MATERIAL PROVIDED
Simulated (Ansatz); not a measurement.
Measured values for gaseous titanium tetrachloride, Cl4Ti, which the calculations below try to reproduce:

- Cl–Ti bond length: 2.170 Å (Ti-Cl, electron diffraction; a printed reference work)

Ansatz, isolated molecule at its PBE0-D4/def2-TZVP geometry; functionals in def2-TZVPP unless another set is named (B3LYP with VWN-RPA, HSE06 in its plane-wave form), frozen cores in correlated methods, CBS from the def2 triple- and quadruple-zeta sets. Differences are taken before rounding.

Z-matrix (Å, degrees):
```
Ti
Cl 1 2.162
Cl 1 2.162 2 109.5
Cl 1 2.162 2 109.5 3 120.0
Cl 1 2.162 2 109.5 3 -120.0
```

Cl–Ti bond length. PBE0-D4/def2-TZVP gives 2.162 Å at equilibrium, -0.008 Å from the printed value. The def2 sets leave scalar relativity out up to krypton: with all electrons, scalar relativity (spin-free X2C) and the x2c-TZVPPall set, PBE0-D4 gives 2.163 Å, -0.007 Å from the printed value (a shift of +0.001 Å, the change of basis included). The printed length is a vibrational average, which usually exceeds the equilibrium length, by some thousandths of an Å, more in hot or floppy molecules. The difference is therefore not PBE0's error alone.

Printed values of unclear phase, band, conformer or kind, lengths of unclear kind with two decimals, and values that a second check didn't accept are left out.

WORK REQUEST
Repeat the entries above exactly, beginning at their first line and ending with the line that contains "- Cl–Ti bond", with nothing added.

TASK SOLUTION
Simulated (Ansatz); not a measurement.
Measured values for gaseous titanium tetrachloride, Cl4Ti, which the calculations below try to reproduce:

- Cl–Ti bond length: 2.170 Å (Ti-Cl, electron diffraction; a printed reference work)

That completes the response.